_Given data_.
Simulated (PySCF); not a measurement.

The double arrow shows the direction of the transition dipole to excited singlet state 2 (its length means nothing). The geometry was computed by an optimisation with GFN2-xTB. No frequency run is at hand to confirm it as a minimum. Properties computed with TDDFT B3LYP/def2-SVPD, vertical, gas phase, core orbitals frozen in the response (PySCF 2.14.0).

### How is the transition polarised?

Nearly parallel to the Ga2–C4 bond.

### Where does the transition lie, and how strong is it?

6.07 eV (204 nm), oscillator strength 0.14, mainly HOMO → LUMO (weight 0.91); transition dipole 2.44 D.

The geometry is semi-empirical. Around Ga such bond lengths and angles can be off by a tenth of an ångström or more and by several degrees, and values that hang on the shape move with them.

_Action item_. Once the line containing "6.07 eV (204" has been set down, nothing more is wanted; set down each line of the listing above up to it exactly, starting with the first.

_Task answer_.
Simulated (PySCF); not a measurement.

The double arrow shows the direction of the transition dipole to excited singlet state 2 (its length means nothing). The geometry was computed by an optimisation with GFN2-xTB. No frequency run is at hand to confirm it as a minimum. Properties computed with TDDFT B3LYP/def2-SVPD, vertical, gas phase, core orbitals frozen in the response (PySCF 2.14.0).

### How is the transition polarised?

Nearly parallel to the Ga2–C4 bond.

### Where does the transition lie, and how strong is it?

6.07 eV (204 nm), oscillator strength 0.14, mainly HOMO → LUMO (weight 0.91); transition dipole 2.44 D.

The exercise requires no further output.